TASK ITEM ::
The whole listing that follows should be printed again, unchanged.

◆ ◆ ◆
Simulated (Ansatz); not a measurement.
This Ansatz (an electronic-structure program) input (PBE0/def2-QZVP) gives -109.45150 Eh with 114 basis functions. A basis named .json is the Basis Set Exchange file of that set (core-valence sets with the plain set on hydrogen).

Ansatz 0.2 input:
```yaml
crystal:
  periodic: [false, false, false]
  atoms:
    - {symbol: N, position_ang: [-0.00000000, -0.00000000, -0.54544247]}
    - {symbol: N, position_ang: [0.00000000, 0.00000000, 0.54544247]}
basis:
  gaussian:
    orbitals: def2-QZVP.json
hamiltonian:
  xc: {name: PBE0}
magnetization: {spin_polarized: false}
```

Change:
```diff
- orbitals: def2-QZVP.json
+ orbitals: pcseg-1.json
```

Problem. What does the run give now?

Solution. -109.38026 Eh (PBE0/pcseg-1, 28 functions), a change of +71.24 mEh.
◆ ◆ ◆

RESPONSE ::
Simulated (Ansatz); not a measurement.
This Ansatz (an electronic-structure program) input (PBE0/def2-QZVP) gives -109.45150 Eh with 114 basis functions. A basis named .json is the Basis Set Exchange file of that set (core-valence sets with the plain set on hydrogen).

Ansatz 0.2 input:
```yaml
crystal:
  periodic: [false, false, false]
  atoms:
    - {symbol: N, position_ang: [-0.00000000, -0.00000000, -0.54544247]}
    - {symbol: N, position_ang: [0.00000000, 0.00000000, 0.54544247]}
basis:
  gaussian:
    orbitals: def2-QZVP.json
hamiltonian:
  xc: {name: PBE0}
magnetization: {spin_polarized: false}
```

Change:
```diff
- orbitals: def2-QZVP.json
+ orbitals: pcseg-1.json
```

Problem. What does the run give now?

Solution. -109.38026 Eh (PBE0/pcseg-1, 28 functions), a change of +71.24 mEh.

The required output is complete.